Brief: Only the lines from the top of the material through the line containing "Zero (band 6" should be restated, each one exactly.

Provided material:
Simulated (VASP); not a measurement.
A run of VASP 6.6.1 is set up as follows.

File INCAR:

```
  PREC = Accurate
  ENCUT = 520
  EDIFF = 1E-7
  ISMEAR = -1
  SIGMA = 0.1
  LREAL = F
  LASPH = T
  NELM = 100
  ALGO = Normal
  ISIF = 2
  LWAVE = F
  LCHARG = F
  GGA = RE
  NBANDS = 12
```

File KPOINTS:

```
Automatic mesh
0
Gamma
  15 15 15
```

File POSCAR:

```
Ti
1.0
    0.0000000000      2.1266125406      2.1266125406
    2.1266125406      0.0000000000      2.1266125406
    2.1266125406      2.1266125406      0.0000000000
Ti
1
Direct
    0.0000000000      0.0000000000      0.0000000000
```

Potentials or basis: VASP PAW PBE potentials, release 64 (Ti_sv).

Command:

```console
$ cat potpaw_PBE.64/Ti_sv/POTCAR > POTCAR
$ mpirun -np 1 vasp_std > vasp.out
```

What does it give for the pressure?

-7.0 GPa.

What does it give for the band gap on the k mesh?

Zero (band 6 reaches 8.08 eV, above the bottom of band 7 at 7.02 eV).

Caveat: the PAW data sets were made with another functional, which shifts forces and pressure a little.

Expected answer:
Simulated (VASP); not a measurement.
A run of VASP 6.6.1 is set up as follows.

File INCAR:

```
  PREC = Accurate
  ENCUT = 520
  EDIFF = 1E-7
  ISMEAR = -1
  SIGMA = 0.1
  LREAL = F
  LASPH = T
  NELM = 100
  ALGO = Normal
  ISIF = 2
  LWAVE = F
  LCHARG = F
  GGA = RE
  NBANDS = 12
```

File KPOINTS:

```
Automatic mesh
0
Gamma
  15 15 15
```

File POSCAR:

```
Ti
1.0
    0.0000000000      2.1266125406      2.1266125406
    2.1266125406      0.0000000000      2.1266125406
    2.1266125406      2.1266125406      0.0000000000
Ti
1
Direct
    0.0000000000      0.0000000000      0.0000000000
```

Potentials or basis: VASP PAW PBE potentials, release 64 (Ti_sv).

Command:

```console
$ cat potpaw_PBE.64/Ti_sv/POTCAR > POTCAR
$ mpirun -np 1 vasp_std > vasp.out
```

What does it give for the pressure?

-7.0 GPa.

What does it give for the band gap on the k mesh?

Zero (band 6 reaches 8.08 eV, above the bottom of band 7 at 7.02 eV).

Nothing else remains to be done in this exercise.